=== Brief ===
Repeat the data exactly, so that every line matches the original.

=== Provided information ===
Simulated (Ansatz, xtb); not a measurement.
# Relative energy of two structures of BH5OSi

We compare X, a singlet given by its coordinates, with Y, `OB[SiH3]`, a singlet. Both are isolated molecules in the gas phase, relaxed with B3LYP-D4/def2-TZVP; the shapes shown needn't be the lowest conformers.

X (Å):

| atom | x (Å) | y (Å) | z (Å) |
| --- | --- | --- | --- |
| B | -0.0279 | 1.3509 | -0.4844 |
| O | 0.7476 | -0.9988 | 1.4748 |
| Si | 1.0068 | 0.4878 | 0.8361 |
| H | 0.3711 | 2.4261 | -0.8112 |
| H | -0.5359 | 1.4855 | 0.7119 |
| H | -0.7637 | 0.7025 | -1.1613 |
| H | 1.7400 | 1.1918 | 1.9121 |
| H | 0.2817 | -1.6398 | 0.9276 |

=== Worked solution ===
Simulated (Ansatz, xtb); not a measurement.
# Relative energy of two structures of BH5OSi

We compare X, a singlet given by its coordinates, with Y, `OB[SiH3]`, a singlet. Both are isolated molecules in the gas phase, relaxed with B3LYP-D4/def2-TZVP; the shapes shown needn't be the lowest conformers.

X (Å):

| atom | x (Å) | y (Å) | z (Å) |
| --- | --- | --- | --- |
| B | -0.0279 | 1.3509 | -0.4844 |
| O | 0.7476 | -0.9988 | 1.4748 |
| Si | 1.0068 | 0.4878 | 0.8361 |
| H | 0.3711 | 2.4261 | -0.8112 |
| H | -0.5359 | 1.4855 | 0.7119 |
| H | -0.7637 | 0.7025 | -1.1613 |
| H | 1.7400 | 1.1918 | 1.9121 |
| H | 0.2817 | -1.6398 | 0.9276 |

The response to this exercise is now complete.